----- Extracted material -----

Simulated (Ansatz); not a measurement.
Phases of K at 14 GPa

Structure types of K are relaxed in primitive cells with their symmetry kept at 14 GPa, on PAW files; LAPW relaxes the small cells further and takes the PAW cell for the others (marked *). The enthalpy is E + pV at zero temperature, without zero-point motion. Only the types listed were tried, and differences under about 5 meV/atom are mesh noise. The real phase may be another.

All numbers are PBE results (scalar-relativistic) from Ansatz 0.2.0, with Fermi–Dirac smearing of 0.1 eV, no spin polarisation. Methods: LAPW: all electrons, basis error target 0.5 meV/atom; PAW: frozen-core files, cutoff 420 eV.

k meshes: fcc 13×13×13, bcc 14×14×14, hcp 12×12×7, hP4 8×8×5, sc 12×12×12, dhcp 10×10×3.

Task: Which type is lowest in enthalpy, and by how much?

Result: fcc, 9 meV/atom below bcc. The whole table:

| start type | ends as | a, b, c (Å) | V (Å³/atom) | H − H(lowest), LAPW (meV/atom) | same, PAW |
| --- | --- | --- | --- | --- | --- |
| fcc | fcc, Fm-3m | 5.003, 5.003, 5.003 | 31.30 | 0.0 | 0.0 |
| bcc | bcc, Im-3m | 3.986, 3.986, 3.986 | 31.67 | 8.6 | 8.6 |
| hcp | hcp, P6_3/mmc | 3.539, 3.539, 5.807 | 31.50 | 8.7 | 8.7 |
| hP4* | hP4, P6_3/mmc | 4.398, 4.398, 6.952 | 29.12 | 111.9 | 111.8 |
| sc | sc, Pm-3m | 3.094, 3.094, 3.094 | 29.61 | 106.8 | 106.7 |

-----

» **Assignment**: Retype every line of the listing above exactly as given.

» **Response**:
Simulated (Ansatz); not a measurement.
Phases of K at 14 GPa

Structure types of K are relaxed in primitive cells with their symmetry kept at 14 GPa, on PAW files; LAPW relaxes the small cells further and takes the PAW cell for the others (marked *). The enthalpy is E + pV at zero temperature, without zero-point motion. Only the types listed were tried, and differences under about 5 meV/atom are mesh noise. The real phase may be another.

All numbers are PBE results (scalar-relativistic) from Ansatz 0.2.0, with Fermi–Dirac smearing of 0.1 eV, no spin polarisation. Methods: LAPW: all electrons, basis error target 0.5 meV/atom; PAW: frozen-core files, cutoff 420 eV.

k meshes: fcc 13×13×13, bcc 14×14×14, hcp 12×12×7, hP4 8×8×5, sc 12×12×12, dhcp 10×10×3.

Task: Which type is lowest in enthalpy, and by how much?

Result: fcc, 9 meV/atom below bcc. The whole table:

| start type | ends as | a, b, c (Å) | V (Å³/atom) | H − H(lowest), LAPW (meV/atom) | same, PAW |
| --- | --- | --- | --- | --- | --- |
| fcc | fcc, Fm-3m | 5.003, 5.003, 5.003 | 31.30 | 0.0 | 0.0 |
| bcc | bcc, Im-3m | 3.986, 3.986, 3.986 | 31.67 | 8.6 | 8.6 |
| hcp | hcp, P6_3/mmc | 3.539, 3.539, 5.807 | 31.50 | 8.7 | 8.7 |
| hP4* | hP4, P6_3/mmc | 4.398, 4.398, 6.952 | 29.12 | 111.9 | 111.8 |
| sc | sc, Pm-3m | 3.094, 3.094, 3.094 | 29.61 | 106.8 | 106.7 |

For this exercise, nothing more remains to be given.